# [INFORMATION SUPPLIED]
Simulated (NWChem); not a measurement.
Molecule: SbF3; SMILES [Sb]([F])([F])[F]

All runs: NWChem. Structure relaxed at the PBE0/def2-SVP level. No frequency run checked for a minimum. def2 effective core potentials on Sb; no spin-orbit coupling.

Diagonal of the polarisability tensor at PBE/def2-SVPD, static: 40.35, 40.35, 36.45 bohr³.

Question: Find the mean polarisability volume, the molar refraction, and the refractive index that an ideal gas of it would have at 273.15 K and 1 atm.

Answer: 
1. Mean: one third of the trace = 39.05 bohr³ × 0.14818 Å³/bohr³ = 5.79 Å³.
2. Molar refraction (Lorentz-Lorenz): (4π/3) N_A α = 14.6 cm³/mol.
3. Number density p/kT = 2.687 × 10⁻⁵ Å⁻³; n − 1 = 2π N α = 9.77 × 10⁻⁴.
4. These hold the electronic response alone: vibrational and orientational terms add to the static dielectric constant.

# [ACTION ITEM]
Out of the data above, transcribe exactly and only the lines starting with the line that has "2. Molar refraction" and going on through the line that has "3. Number density", both included.

# [RESPONSE AREA]
2. Molar refraction (Lorentz-Lorenz): (4π/3) N_A α = 14.6 cm³/mol.
3. Number density p/kT = 2.687 × 10⁻⁵ Å⁻³; n − 1 = 2π N α = 9.77 × 10⁻⁴.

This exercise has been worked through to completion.